Extracted information ->
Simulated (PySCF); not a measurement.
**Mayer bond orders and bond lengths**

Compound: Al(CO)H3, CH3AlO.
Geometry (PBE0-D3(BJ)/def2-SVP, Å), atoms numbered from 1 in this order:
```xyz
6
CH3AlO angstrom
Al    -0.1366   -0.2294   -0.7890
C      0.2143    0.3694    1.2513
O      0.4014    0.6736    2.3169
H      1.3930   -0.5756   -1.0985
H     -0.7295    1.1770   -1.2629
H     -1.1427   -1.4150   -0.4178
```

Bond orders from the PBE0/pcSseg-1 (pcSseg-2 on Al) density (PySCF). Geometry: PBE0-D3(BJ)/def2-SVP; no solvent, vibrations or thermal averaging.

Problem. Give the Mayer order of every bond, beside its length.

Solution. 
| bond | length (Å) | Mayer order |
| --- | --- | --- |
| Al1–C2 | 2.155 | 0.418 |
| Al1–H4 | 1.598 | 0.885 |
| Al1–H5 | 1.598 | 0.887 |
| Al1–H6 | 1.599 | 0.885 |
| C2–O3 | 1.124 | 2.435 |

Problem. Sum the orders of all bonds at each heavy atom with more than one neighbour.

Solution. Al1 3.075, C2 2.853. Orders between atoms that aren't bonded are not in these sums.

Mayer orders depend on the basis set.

Work task -> Look above and repeat, character for character, the lines from the first one to the line with "1.124 | 2.435 |", counting both.

Exercise result ->
Simulated (PySCF); not a measurement.
**Mayer bond orders and bond lengths**

Compound: Al(CO)H3, CH3AlO.
Geometry (PBE0-D3(BJ)/def2-SVP, Å), atoms numbered from 1 in this order:
```xyz
6
CH3AlO angstrom
Al    -0.1366   -0.2294   -0.7890
C      0.2143    0.3694    1.2513
O      0.4014    0.6736    2.3169
H      1.3930   -0.5756   -1.0985
H     -0.7295    1.1770   -1.2629
H     -1.1427   -1.4150   -0.4178
```

Bond orders from the PBE0/pcSseg-1 (pcSseg-2 on Al) density (PySCF). Geometry: PBE0-D3(BJ)/def2-SVP; no solvent, vibrations or thermal averaging.

Problem. Give the Mayer order of every bond, beside its length.

Solution. 
| bond | length (Å) | Mayer order |
| --- | --- | --- |
| Al1–C2 | 2.155 | 0.418 |
| Al1–H4 | 1.598 | 0.885 |
| Al1–H5 | 1.598 | 0.887 |
| Al1–H6 | 1.599 | 0.885 |
| C2–O3 | 1.124 | 2.435 |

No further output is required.